○ ○ ○ ○ ○

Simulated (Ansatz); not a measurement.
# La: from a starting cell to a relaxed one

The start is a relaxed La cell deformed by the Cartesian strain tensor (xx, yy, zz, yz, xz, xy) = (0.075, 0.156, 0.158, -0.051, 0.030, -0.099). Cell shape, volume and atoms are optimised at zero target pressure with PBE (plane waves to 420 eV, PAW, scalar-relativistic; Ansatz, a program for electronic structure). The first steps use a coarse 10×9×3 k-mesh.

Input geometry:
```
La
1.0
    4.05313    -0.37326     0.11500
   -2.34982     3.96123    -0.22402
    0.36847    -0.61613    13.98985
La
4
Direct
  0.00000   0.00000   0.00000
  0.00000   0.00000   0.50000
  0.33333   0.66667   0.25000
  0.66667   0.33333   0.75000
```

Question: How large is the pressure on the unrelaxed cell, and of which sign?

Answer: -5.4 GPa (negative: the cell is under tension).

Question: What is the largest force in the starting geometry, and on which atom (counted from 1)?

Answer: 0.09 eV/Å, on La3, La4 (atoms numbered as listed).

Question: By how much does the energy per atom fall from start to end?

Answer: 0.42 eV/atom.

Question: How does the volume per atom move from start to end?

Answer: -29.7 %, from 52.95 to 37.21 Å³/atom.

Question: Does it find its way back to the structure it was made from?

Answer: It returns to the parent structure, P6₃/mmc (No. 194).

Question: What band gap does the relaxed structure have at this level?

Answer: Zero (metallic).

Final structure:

○ ○ ○ ○ ○

* _Requirement_:
Transcribe each line of the listing exactly.

* _Response box_:
Simulated (Ansatz); not a measurement.
# La: from a starting cell to a relaxed one

The start is a relaxed La cell deformed by the Cartesian strain tensor (xx, yy, zz, yz, xz, xy) = (0.075, 0.156, 0.158, -0.051, 0.030, -0.099). Cell shape, volume and atoms are optimised at zero target pressure with PBE (plane waves to 420 eV, PAW, scalar-relativistic; Ansatz, a program for electronic structure). The first steps use a coarse 10×9×3 k-mesh.

Input geometry:
```
La
1.0
    4.05313    -0.37326     0.11500
   -2.34982     3.96123    -0.22402
    0.36847    -0.61613    13.98985
La
4
Direct
  0.00000   0.00000   0.00000
  0.00000   0.00000   0.50000
  0.33333   0.66667   0.25000
  0.66667   0.33333   0.75000
```

Question: How large is the pressure on the unrelaxed cell, and of which sign?

Answer: -5.4 GPa (negative: the cell is under tension).

Question: What is the largest force in the starting geometry, and on which atom (counted from 1)?

Answer: 0.09 eV/Å, on La3, La4 (atoms numbered as listed).

Question: By how much does the energy per atom fall from start to end?

Answer: 0.42 eV/atom.

Question: How does the volume per atom move from start to end?

Answer: -29.7 %, from 52.95 to 37.21 Å³/atom.

Question: Does it find its way back to the structure it was made from?

Answer: It returns to the parent structure, P6₃/mmc (No. 194).

Question: What band gap does the relaxed structure have at this level?

Answer: Zero (metallic).

Final structure:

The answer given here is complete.